◆ **Requirement**
Could you copy, exactly as written, every line from the first line of the records through the one containing "Hardware: 2 threads"?

****************
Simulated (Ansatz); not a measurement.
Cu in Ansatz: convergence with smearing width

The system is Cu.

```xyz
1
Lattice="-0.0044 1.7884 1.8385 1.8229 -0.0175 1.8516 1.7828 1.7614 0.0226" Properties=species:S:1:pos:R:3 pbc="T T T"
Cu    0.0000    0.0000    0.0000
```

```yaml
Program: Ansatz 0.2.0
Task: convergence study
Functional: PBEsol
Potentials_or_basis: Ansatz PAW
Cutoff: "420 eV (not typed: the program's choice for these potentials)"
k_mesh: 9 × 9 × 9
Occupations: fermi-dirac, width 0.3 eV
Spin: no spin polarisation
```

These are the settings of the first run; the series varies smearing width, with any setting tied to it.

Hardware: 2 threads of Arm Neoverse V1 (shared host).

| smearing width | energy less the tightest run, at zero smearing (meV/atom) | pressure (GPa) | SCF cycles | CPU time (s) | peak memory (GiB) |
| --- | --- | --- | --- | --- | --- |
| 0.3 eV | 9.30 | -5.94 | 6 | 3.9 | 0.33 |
****************

◆ **Written answer**
Simulated (Ansatz); not a measurement.
Cu in Ansatz: convergence with smearing width

The system is Cu.

```xyz
1
Lattice="-0.0044 1.7884 1.8385 1.8229 -0.0175 1.8516 1.7828 1.7614 0.0226" Properties=species:S:1:pos:R:3 pbc="T T T"
Cu    0.0000    0.0000    0.0000
```

```yaml
Program: Ansatz 0.2.0
Task: convergence study
Functional: PBEsol
Potentials_or_basis: Ansatz PAW
Cutoff: "420 eV (not typed: the program's choice for these potentials)"
k_mesh: 9 × 9 × 9
Occupations: fermi-dirac, width 0.3 eV
Spin: no spin polarisation
```

These are the settings of the first run; the series varies smearing width, with any setting tied to it.

Hardware: 2 threads of Arm Neoverse V1 (shared host).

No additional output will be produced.